§ **Information**:
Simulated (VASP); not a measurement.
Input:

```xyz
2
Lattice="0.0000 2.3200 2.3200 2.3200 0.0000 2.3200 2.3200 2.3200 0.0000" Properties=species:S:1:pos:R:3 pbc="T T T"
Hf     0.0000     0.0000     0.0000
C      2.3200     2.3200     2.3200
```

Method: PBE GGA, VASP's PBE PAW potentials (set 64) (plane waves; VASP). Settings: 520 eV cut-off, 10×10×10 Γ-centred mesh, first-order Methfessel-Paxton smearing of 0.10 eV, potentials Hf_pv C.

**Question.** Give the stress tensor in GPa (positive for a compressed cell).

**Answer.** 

§ **Work task**: Please reproduce the entire listing, exactly as shown.

§ **Problem solution**:
Simulated (VASP); not a measurement.
Input:

```xyz
2
Lattice="0.0000 2.3200 2.3200 2.3200 0.0000 2.3200 2.3200 2.3200 0.0000" Properties=species:S:1:pos:R:3 pbc="T T T"
Hf     0.0000     0.0000     0.0000
C      2.3200     2.3200     2.3200
```

Method: PBE GGA, VASP's PBE PAW potentials (set 64) (plane waves; VASP). Settings: 520 eV cut-off, 10×10×10 Γ-centred mesh, first-order Methfessel-Paxton smearing of 0.10 eV, potentials Hf_pv C.

**Question.** Give the stress tensor in GPa (positive for a compressed cell).

**Answer.** 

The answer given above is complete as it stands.